━━━━━━

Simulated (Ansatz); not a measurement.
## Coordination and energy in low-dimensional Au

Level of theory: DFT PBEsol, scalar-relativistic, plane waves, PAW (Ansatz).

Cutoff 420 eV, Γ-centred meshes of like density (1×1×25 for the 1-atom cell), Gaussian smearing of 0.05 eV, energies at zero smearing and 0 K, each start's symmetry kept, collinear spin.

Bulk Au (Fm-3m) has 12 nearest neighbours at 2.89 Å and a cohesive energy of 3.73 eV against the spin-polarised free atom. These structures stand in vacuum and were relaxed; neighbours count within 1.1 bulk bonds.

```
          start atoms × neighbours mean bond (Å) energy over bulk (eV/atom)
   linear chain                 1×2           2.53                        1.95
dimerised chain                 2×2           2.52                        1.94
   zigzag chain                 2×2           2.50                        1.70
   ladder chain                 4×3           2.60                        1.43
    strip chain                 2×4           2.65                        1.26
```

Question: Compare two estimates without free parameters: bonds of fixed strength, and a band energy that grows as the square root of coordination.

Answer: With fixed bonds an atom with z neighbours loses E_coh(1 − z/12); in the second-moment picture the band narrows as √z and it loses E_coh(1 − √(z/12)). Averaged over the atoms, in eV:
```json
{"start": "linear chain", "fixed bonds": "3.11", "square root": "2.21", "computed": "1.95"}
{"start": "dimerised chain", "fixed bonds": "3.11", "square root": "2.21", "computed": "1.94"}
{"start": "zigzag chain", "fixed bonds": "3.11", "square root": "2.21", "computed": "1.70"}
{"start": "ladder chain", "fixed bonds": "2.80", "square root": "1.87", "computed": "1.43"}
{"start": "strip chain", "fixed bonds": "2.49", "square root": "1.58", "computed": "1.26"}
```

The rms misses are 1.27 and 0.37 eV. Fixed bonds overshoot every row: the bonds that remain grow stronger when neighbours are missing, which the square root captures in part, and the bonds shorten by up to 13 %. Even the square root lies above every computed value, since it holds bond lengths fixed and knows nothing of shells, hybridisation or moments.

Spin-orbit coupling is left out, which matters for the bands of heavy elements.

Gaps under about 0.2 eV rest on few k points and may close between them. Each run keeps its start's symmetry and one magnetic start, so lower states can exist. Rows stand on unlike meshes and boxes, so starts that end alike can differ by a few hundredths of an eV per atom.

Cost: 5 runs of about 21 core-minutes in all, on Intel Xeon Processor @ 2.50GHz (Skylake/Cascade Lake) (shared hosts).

━━━━━━

Work item :: Please give an exact copy of the entries above, from the line with "Cutoff 420 eV, Γ-centred" down to the line with "Question: Compare two", inclusive, and nothing else.

Response area ::
Cutoff 420 eV, Γ-centred meshes of like density (1×1×25 for the 1-atom cell), Gaussian smearing of 0.05 eV, energies at zero smearing and 0 K, each start's symmetry kept, collinear spin.

Bulk Au (Fm-3m) has 12 nearest neighbours at 2.89 Å and a cohesive energy of 3.73 eV against the spin-polarised free atom. These structures stand in vacuum and were relaxed; neighbours count within 1.1 bulk bonds.

```
          start atoms × neighbours mean bond (Å) energy over bulk (eV/atom)
   linear chain                 1×2           2.53                        1.95
dimerised chain                 2×2           2.52                        1.94
   zigzag chain                 2×2           2.50                        1.70
   ladder chain                 4×3           2.60                        1.43
    strip chain                 2×4           2.65                        1.26
```

Question: Compare two estimates without free parameters: bonds of fixed strength, and a band energy that grows as the square root of coordination.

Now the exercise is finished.